___ DATA
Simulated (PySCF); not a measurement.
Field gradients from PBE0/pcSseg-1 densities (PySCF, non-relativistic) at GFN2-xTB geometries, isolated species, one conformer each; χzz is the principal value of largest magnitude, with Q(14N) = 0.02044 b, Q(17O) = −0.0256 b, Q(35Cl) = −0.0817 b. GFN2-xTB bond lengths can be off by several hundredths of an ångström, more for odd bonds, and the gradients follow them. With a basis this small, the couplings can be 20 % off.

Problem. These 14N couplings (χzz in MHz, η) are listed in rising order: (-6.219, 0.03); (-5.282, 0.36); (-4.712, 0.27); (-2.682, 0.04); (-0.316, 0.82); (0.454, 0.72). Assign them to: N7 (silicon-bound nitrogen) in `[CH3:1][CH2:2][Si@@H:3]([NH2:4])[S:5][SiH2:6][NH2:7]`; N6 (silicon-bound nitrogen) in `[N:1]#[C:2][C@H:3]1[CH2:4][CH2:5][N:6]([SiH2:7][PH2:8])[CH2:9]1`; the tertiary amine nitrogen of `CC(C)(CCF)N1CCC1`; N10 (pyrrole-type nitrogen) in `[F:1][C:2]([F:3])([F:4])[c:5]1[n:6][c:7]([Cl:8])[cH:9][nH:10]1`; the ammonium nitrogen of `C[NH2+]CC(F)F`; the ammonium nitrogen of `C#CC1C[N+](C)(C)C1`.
______

The output should be the entire listing, exactly as it is.

• ANSWER SECTION:
Simulated (PySCF); not a measurement.
Field gradients from PBE0/pcSseg-1 densities (PySCF, non-relativistic) at GFN2-xTB geometries, isolated species, one conformer each; χzz is the principal value of largest magnitude, with Q(14N) = 0.02044 b, Q(17O) = −0.0256 b, Q(35Cl) = −0.0817 b. GFN2-xTB bond lengths can be off by several hundredths of an ångström, more for odd bonds, and the gradients follow them. With a basis this small, the couplings can be 20 % off.

Problem. These 14N couplings (χzz in MHz, η) are listed in rising order: (-6.219, 0.03); (-5.282, 0.36); (-4.712, 0.27); (-2.682, 0.04); (-0.316, 0.82); (0.454, 0.72). Assign them to: N7 (silicon-bound nitrogen) in `[CH3:1][CH2:2][Si@@H:3]([NH2:4])[S:5][SiH2:6][NH2:7]`; N6 (silicon-bound nitrogen) in `[N:1]#[C:2][C@H:3]1[CH2:4][CH2:5][N:6]([SiH2:7][PH2:8])[CH2:9]1`; the tertiary amine nitrogen of `CC(C)(CCF)N1CCC1`; N10 (pyrrole-type nitrogen) in `[F:1][C:2]([F:3])([F:4])[c:5]1[n:6][c:7]([Cl:8])[cH:9][nH:10]1`; the ammonium nitrogen of `C[NH2+]CC(F)F`; the ammonium nitrogen of `C#CC1C[N+](C)(C)C1`.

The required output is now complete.